» **Data for analysis**
'''

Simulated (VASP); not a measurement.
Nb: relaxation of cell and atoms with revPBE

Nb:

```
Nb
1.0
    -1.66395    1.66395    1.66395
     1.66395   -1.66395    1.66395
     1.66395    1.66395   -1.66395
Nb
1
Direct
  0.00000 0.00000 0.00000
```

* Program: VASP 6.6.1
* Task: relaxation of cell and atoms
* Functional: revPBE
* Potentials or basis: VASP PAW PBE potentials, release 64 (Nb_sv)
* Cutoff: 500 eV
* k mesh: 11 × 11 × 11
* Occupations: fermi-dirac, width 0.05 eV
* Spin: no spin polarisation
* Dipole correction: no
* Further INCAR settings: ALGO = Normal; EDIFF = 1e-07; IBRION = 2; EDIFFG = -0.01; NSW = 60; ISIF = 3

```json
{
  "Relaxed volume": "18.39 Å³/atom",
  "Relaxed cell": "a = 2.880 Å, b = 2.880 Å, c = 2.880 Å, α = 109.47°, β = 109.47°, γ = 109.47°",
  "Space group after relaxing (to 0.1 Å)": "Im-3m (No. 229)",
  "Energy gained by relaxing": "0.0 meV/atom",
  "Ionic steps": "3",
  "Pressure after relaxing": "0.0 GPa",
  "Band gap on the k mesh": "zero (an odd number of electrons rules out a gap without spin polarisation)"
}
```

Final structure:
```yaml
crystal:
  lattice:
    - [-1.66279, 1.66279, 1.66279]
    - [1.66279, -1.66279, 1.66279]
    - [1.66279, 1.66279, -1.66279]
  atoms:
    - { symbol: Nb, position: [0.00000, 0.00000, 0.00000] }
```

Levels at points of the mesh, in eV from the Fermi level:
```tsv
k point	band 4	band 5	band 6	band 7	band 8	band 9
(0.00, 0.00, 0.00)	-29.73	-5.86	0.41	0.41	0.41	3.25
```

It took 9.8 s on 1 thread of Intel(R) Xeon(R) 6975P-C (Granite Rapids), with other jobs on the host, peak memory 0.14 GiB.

'''

» **Activity**
Transcribe, exactly as written, all lines of the entries above from the first to the one containing "Program: VASP 6.6.1", and no more.

» **Answer space**
Simulated (VASP); not a measurement.
Nb: relaxation of cell and atoms with revPBE

Nb:

```
Nb
1.0
    -1.66395    1.66395    1.66395
     1.66395   -1.66395    1.66395
     1.66395    1.66395   -1.66395
Nb
1
Direct
  0.00000 0.00000 0.00000
```

* Program: VASP 6.6.1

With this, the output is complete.